# Provided records
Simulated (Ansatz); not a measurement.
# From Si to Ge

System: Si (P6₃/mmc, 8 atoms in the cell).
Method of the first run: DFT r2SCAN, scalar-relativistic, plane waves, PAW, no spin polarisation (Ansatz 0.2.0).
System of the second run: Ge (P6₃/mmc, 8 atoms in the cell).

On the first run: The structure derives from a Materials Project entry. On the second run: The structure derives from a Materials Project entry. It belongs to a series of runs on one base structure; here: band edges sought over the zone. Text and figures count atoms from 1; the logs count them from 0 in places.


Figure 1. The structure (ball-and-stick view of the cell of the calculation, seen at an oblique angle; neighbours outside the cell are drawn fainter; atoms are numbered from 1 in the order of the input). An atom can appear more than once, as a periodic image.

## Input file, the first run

# Exercise
The response should be the listing above, limited to the lines between the one holding "System: Si (P6₃/mmc, 8 atoms in the cell)." and the one holding "On the first", inclusive, reproduced exactly.

# Task response
System: Si (P6₃/mmc, 8 atoms in the cell).
Method of the first run: DFT r2SCAN, scalar-relativistic, plane waves, PAW, no spin polarisation (Ansatz 0.2.0).
System of the second run: Ge (P6₃/mmc, 8 atoms in the cell).

On the first run: The structure derives from a Materials Project entry. On the second run: The structure derives from a Materials Project entry. It belongs to a series of runs on one base structure; here: band edges sought over the zone. Text and figures count atoms from 1; the logs count them from 0 in places.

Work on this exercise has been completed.